REQUIREMENT: Every entry that follows should be reproduced exactly.

::::::::
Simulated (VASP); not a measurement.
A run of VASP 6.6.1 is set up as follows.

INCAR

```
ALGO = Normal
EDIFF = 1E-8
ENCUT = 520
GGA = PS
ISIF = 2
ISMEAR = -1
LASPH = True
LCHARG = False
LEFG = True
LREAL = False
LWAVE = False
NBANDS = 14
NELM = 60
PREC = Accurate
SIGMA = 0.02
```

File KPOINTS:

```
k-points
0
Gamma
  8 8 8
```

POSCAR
::::::::

ANSWER AREA:
Simulated (VASP); not a measurement.
A run of VASP 6.6.1 is set up as follows.

INCAR

```
ALGO = Normal
EDIFF = 1E-8
ENCUT = 520
GGA = PS
ISIF = 2
ISMEAR = -1
LASPH = True
LCHARG = False
LEFG = True
LREAL = False
LWAVE = False
NBANDS = 14
NELM = 60
PREC = Accurate
SIGMA = 0.02
```

File KPOINTS:

```
k-points
0
Gamma
  8 8 8
```

POSCAR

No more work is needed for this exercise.